- _WORK REQUEST_
Can you return the records below exactly as they stand, but only from the first line through the one with "Temperature and zero-point"?

- _GIVEN INFORMATION_
- - -
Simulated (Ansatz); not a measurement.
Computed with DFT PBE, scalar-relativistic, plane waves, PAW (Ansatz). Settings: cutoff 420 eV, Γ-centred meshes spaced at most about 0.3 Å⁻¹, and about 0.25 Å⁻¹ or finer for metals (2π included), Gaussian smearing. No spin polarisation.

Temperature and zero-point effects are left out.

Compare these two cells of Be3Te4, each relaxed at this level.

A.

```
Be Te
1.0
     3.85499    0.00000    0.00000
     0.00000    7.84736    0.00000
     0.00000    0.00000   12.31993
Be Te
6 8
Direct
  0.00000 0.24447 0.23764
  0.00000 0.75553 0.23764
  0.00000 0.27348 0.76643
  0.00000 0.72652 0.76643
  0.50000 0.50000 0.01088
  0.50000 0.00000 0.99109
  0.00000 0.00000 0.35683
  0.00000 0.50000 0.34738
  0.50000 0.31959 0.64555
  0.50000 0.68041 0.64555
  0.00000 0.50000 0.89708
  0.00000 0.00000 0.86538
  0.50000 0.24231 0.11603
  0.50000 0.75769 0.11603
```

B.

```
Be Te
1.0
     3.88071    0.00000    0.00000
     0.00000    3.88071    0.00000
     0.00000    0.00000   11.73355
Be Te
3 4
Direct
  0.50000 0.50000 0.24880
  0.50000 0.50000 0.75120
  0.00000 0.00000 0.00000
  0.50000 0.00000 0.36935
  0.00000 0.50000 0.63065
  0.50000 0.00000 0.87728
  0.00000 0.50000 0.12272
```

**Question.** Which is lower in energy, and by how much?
- - -

- _RESPONSE BOX_
Simulated (Ansatz); not a measurement.
Computed with DFT PBE, scalar-relativistic, plane waves, PAW (Ansatz). Settings: cutoff 420 eV, Γ-centred meshes spaced at most about 0.3 Å⁻¹, and about 0.25 Å⁻¹ or finer for metals (2π included), Gaussian smearing. No spin polarisation.

Temperature and zero-point effects are left out.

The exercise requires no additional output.